● The data
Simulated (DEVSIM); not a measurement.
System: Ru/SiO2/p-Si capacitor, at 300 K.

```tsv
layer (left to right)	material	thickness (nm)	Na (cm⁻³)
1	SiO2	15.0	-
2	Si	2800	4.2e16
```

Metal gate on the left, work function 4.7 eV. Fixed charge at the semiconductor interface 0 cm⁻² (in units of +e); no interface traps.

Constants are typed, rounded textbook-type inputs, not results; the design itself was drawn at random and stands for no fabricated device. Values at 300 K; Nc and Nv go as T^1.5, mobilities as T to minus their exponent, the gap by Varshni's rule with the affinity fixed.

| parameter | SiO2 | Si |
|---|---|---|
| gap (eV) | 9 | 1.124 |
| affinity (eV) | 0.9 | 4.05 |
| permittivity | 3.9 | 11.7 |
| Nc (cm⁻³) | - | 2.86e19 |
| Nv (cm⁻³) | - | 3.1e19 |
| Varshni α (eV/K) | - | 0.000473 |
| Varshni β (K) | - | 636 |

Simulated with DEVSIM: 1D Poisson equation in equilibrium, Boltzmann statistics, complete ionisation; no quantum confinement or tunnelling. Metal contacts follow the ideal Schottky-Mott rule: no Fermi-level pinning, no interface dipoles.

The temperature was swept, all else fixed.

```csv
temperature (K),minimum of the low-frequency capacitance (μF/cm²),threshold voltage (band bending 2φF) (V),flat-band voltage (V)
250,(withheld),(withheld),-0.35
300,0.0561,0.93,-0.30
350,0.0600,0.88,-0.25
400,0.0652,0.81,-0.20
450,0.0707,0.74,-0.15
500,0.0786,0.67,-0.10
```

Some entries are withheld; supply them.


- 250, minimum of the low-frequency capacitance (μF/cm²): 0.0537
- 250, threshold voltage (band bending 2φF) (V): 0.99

● Requirement
Each line from the start of the listing through the line with "- 250, minimum" is to be restated verbatim, both ends included.

● Response box
Simulated (DEVSIM); not a measurement.
System: Ru/SiO2/p-Si capacitor, at 300 K.

```tsv
layer (left to right)	material	thickness (nm)	Na (cm⁻³)
1	SiO2	15.0	-
2	Si	2800	4.2e16
```

Metal gate on the left, work function 4.7 eV. Fixed charge at the semiconductor interface 0 cm⁻² (in units of +e); no interface traps.

Constants are typed, rounded textbook-type inputs, not results; the design itself was drawn at random and stands for no fabricated device. Values at 300 K; Nc and Nv go as T^1.5, mobilities as T to minus their exponent, the gap by Varshni's rule with the affinity fixed.

| parameter | SiO2 | Si |
|---|---|---|
| gap (eV) | 9 | 1.124 |
| affinity (eV) | 0.9 | 4.05 |
| permittivity | 3.9 | 11.7 |
| Nc (cm⁻³) | - | 2.86e19 |
| Nv (cm⁻³) | - | 3.1e19 |
| Varshni α (eV/K) | - | 0.000473 |
| Varshni β (K) | - | 636 |

Simulated with DEVSIM: 1D Poisson equation in equilibrium, Boltzmann statistics, complete ionisation; no quantum confinement or tunnelling. Metal contacts follow the ideal Schottky-Mott rule: no Fermi-level pinning, no interface dipoles.

The temperature was swept, all else fixed.

```csv
temperature (K),minimum of the low-frequency capacitance (μF/cm²),threshold voltage (band bending 2φF) (V),flat-band voltage (V)
250,(withheld),(withheld),-0.35
300,0.0561,0.93,-0.30
350,0.0600,0.88,-0.25
400,0.0652,0.81,-0.20
450,0.0707,0.74,-0.15
500,0.0786,0.67,-0.10
```

Some entries are withheld; supply them.


- 250, minimum of the low-frequency capacitance (μF/cm²): 0.0537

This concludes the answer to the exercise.